*WORK ITEM*.
Each line from the opening of the listing below through the line that contains "Question: Estimate the wall time of this run." is to be output exactly as written.

*DATA LISTING*.
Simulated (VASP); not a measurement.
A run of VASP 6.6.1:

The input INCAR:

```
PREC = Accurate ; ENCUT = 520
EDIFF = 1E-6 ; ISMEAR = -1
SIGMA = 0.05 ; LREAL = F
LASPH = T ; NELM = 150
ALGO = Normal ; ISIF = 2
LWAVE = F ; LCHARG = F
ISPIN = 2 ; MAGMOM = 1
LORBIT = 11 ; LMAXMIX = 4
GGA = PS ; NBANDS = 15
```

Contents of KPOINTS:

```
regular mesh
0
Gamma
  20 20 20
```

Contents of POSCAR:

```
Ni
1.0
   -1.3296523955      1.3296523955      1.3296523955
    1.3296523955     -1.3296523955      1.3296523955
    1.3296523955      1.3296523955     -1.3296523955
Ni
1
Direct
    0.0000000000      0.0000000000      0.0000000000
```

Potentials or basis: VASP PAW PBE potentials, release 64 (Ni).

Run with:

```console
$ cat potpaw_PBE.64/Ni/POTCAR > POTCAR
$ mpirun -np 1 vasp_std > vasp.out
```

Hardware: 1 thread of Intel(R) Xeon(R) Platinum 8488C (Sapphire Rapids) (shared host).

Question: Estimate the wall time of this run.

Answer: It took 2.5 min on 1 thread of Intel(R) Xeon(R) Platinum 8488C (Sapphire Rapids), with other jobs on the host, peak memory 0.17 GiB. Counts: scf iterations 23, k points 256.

*REPLY*.
Simulated (VASP); not a measurement.
A run of VASP 6.6.1:

The input INCAR:

```
PREC = Accurate ; ENCUT = 520
EDIFF = 1E-6 ; ISMEAR = -1
SIGMA = 0.05 ; LREAL = F
LASPH = T ; NELM = 150
ALGO = Normal ; ISIF = 2
LWAVE = F ; LCHARG = F
ISPIN = 2 ; MAGMOM = 1
LORBIT = 11 ; LMAXMIX = 4
GGA = PS ; NBANDS = 15
```

Contents of KPOINTS:

```
regular mesh
0
Gamma
  20 20 20
```

Contents of POSCAR:

```
Ni
1.0
   -1.3296523955      1.3296523955      1.3296523955
    1.3296523955     -1.3296523955      1.3296523955
    1.3296523955      1.3296523955     -1.3296523955
Ni
1
Direct
    0.0000000000      0.0000000000      0.0000000000
```

Potentials or basis: VASP PAW PBE potentials, release 64 (Ni).

Run with:

```console
$ cat potpaw_PBE.64/Ni/POTCAR > POTCAR
$ mpirun -np 1 vasp_std > vasp.out
```

Hardware: 1 thread of Intel(R) Xeon(R) Platinum 8488C (Sapphire Rapids) (shared host).

Question: Estimate the wall time of this run.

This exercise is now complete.